* EXERCISE
Until you reach the line containing "# Cycloaddition: HO–Al", reproduce each line of the listing exactly, please, and include that line as well.

GIVEN DATA: Begin

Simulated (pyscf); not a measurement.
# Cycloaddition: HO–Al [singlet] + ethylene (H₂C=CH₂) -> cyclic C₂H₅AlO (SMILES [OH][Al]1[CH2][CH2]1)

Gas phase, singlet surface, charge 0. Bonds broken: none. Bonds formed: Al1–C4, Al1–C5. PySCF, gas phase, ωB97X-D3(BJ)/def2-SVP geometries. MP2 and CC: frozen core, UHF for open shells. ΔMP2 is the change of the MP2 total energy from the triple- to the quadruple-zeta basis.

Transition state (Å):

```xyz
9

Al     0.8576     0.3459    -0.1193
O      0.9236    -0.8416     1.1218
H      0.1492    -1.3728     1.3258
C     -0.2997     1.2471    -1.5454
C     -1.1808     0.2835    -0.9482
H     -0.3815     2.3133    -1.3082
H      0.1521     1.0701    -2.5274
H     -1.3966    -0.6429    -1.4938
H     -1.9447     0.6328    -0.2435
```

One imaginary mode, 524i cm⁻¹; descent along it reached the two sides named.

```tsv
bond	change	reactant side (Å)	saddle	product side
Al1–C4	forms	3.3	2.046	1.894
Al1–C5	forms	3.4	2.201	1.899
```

GIVEN DATA: End

* ANSWER SECTION
Simulated (pyscf); not a measurement.
# Cycloaddition: HO–Al [singlet] + ethylene (H₂C=CH₂) -> cyclic C₂H₅AlO (SMILES [OH][Al]1[CH2][CH2]1)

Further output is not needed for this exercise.